**Activity:** Lift out, unaltered, the lines of the material below between the line holding "0.0 | +0.14 |" and the line holding "0.000 | -0.0053 |", counting both.

**Record set:**
-=-=-

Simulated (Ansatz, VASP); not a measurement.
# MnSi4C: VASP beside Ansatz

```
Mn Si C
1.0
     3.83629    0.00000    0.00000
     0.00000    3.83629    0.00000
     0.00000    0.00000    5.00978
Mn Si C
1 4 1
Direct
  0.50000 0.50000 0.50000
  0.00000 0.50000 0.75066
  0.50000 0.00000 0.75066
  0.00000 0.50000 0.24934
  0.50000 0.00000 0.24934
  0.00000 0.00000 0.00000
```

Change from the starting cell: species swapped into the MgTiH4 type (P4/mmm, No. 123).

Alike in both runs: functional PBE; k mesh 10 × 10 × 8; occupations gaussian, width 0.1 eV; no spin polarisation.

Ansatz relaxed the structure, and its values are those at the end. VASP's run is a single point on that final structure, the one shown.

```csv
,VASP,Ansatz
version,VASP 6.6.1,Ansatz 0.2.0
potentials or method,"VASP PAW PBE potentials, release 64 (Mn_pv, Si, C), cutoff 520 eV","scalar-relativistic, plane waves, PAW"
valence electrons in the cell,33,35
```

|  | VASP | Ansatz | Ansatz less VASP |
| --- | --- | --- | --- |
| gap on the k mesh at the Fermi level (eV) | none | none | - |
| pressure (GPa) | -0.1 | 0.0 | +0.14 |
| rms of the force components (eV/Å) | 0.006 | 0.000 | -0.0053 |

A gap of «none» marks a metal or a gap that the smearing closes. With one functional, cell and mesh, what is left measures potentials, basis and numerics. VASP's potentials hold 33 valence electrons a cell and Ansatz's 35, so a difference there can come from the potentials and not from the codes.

-=-=-

**Task answer:**
| pressure (GPa) | -0.1 | 0.0 | +0.14 |
| rms of the force components (eV/Å) | 0.006 | 0.000 | -0.0053 |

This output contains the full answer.